> Assignment:
Your answer should consist only of the lines below from the one with "So far. Step" through the one with "This step: G0W0", copied exactly.

Start of Data provided

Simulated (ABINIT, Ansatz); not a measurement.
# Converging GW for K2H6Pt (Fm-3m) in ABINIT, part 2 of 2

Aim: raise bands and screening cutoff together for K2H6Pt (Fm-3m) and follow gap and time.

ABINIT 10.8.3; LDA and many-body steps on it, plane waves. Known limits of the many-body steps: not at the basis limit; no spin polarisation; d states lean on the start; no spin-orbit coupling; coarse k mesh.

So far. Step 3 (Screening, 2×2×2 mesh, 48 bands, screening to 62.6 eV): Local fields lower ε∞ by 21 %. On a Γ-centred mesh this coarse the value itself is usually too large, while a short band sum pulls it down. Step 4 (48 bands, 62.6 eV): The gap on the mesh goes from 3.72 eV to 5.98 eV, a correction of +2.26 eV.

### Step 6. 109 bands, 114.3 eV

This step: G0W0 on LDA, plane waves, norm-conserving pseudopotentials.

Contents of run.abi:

End of Data provided

> Response area:
So far. Step 3 (Screening, 2×2×2 mesh, 48 bands, screening to 62.6 eV): Local fields lower ε∞ by 21 %. On a Γ-centred mesh this coarse the value itself is usually too large, while a short band sum pulls it down. Step 4 (48 bands, 62.6 eV): The gap on the mesh goes from 3.72 eV to 5.98 eV, a correction of +2.26 eV.

### Step 6. 109 bands, 114.3 eV

This step: G0W0 on LDA, plane waves, norm-conserving pseudopotentials.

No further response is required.